» SOURCE DATA:
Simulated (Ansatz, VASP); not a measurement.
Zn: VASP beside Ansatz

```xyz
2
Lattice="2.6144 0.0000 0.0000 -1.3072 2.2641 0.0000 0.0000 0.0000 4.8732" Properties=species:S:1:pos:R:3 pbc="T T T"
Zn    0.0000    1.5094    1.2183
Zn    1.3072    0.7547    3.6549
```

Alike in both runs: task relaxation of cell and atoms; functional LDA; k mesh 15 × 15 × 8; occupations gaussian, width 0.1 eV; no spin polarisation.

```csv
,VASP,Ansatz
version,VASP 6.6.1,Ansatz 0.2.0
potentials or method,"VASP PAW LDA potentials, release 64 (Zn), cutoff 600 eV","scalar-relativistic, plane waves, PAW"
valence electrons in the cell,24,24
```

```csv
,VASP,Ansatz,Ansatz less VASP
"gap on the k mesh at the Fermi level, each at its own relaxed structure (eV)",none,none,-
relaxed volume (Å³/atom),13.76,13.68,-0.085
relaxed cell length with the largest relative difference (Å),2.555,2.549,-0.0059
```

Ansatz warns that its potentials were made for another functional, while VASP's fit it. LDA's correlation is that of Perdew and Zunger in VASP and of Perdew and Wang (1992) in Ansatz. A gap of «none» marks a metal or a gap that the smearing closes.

» TASK ITEM:
Output every entry exactly as it appears.

» WRITTEN REPLY:
Simulated (Ansatz, VASP); not a measurement.
Zn: VASP beside Ansatz

```xyz
2
Lattice="2.6144 0.0000 0.0000 -1.3072 2.2641 0.0000 0.0000 0.0000 4.8732" Properties=species:S:1:pos:R:3 pbc="T T T"
Zn    0.0000    1.5094    1.2183
Zn    1.3072    0.7547    3.6549
```

Alike in both runs: task relaxation of cell and atoms; functional LDA; k mesh 15 × 15 × 8; occupations gaussian, width 0.1 eV; no spin polarisation.

```csv
,VASP,Ansatz
version,VASP 6.6.1,Ansatz 0.2.0
potentials or method,"VASP PAW LDA potentials, release 64 (Zn), cutoff 600 eV","scalar-relativistic, plane waves, PAW"
valence electrons in the cell,24,24
```

```csv
,VASP,Ansatz,Ansatz less VASP
"gap on the k mesh at the Fermi level, each at its own relaxed structure (eV)",none,none,-
relaxed volume (Å³/atom),13.76,13.68,-0.085
relaxed cell length with the largest relative difference (Å),2.555,2.549,-0.0059
```

Ansatz warns that its potentials were made for another functional, while VASP's fit it. LDA's correlation is that of Perdew and Zunger in VASP and of Perdew and Wang (1992) in Ansatz. A gap of «none» marks a metal or a gap that the smearing closes.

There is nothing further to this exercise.